__Records supplied__:
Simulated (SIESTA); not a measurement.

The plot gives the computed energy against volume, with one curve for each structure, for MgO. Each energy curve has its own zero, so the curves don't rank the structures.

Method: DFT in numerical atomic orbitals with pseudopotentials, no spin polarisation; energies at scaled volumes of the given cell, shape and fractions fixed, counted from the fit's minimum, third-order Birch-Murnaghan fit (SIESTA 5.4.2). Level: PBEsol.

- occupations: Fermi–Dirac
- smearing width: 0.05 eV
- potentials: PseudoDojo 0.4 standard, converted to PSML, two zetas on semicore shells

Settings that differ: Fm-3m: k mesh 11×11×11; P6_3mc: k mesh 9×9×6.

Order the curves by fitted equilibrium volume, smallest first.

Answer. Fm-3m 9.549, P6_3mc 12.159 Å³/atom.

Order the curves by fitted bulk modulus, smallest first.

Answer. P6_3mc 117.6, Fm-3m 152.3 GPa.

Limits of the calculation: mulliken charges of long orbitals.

__Assignment__: Copy every line of the records above, starting with the first, up to and including the line containing "Answer. P6_3mc 117.6, Fm-3m 152.3 GPa.".

__Answer space__:
Simulated (SIESTA); not a measurement.

The plot gives the computed energy against volume, with one curve for each structure, for MgO. Each energy curve has its own zero, so the curves don't rank the structures.

Method: DFT in numerical atomic orbitals with pseudopotentials, no spin polarisation; energies at scaled volumes of the given cell, shape and fractions fixed, counted from the fit's minimum, third-order Birch-Murnaghan fit (SIESTA 5.4.2). Level: PBEsol.

- occupations: Fermi–Dirac
- smearing width: 0.05 eV
- potentials: PseudoDojo 0.4 standard, converted to PSML, two zetas on semicore shells

Settings that differ: Fm-3m: k mesh 11×11×11; P6_3mc: k mesh 9×9×6.

Order the curves by fitted equilibrium volume, smallest first.

Answer. Fm-3m 9.549, P6_3mc 12.159 Å³/atom.

Order the curves by fitted bulk modulus, smallest first.

Answer. P6_3mc 117.6, Fm-3m 152.3 GPa.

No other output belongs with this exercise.